## Data provided
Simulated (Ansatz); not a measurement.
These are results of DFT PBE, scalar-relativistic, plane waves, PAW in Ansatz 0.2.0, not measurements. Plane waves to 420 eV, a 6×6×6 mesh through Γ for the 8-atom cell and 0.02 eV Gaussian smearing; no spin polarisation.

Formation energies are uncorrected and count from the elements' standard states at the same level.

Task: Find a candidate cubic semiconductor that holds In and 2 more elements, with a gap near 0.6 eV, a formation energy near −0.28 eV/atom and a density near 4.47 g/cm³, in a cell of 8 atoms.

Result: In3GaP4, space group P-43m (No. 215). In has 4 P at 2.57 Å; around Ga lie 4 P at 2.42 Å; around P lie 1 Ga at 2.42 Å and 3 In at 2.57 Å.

## Assigned task
Word for word, reproduce every record shown above.

## Your response
Simulated (Ansatz); not a measurement.
These are results of DFT PBE, scalar-relativistic, plane waves, PAW in Ansatz 0.2.0, not measurements. Plane waves to 420 eV, a 6×6×6 mesh through Γ for the 8-atom cell and 0.02 eV Gaussian smearing; no spin polarisation.

Formation energies are uncorrected and count from the elements' standard states at the same level.

Task: Find a candidate cubic semiconductor that holds In and 2 more elements, with a gap near 0.6 eV, a formation energy near −0.28 eV/atom and a density near 4.47 g/cm³, in a cell of 8 atoms.

Result: In3GaP4, space group P-43m (No. 215). In has 4 P at 2.57 Å; around Ga lie 4 P at 2.42 Å; around P lie 1 Ga at 2.42 Å and 3 In at 2.57 Å.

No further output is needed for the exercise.